Your task is to repeat the entries exactly from their first line through the line with "Computing time: around", and to stop there.

** Source information follows **

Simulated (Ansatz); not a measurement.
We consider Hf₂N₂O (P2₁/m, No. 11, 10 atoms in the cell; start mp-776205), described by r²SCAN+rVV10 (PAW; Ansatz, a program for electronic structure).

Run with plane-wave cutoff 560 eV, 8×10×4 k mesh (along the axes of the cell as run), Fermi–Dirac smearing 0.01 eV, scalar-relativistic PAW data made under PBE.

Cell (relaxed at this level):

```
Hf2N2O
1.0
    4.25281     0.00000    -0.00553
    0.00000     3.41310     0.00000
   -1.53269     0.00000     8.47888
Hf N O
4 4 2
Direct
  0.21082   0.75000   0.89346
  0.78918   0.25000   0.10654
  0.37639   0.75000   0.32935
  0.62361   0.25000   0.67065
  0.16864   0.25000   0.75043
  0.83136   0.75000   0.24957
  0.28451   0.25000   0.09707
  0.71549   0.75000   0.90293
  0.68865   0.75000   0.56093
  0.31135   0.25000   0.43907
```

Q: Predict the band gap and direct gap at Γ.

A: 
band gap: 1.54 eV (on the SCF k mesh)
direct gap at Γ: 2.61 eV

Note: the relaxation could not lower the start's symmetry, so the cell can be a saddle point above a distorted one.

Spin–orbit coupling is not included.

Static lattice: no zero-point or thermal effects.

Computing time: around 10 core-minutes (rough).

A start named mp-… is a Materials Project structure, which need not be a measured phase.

** End of Source information **

● Task output:
Simulated (Ansatz); not a measurement.
We consider Hf₂N₂O (P2₁/m, No. 11, 10 atoms in the cell; start mp-776205), described by r²SCAN+rVV10 (PAW; Ansatz, a program for electronic structure).

Run with plane-wave cutoff 560 eV, 8×10×4 k mesh (along the axes of the cell as run), Fermi–Dirac smearing 0.01 eV, scalar-relativistic PAW data made under PBE.

Cell (relaxed at this level):

```
Hf2N2O
1.0
    4.25281     0.00000    -0.00553
    0.00000     3.41310     0.00000
   -1.53269     0.00000     8.47888
Hf N O
4 4 2
Direct
  0.21082   0.75000   0.89346
  0.78918   0.25000   0.10654
  0.37639   0.75000   0.32935
  0.62361   0.25000   0.67065
  0.16864   0.25000   0.75043
  0.83136   0.75000   0.24957
  0.28451   0.25000   0.09707
  0.71549   0.75000   0.90293
  0.68865   0.75000   0.56093
  0.31135   0.25000   0.43907
```

Q: Predict the band gap and direct gap at Γ.

A: 
band gap: 1.54 eV (on the SCF k mesh)
direct gap at Γ: 2.61 eV

Note: the relaxation could not lower the start's symmetry, so the cell can be a saddle point above a distorted one.

Spin–orbit coupling is not included.

Static lattice: no zero-point or thermal effects.

Computing time: around 10 core-minutes (rough).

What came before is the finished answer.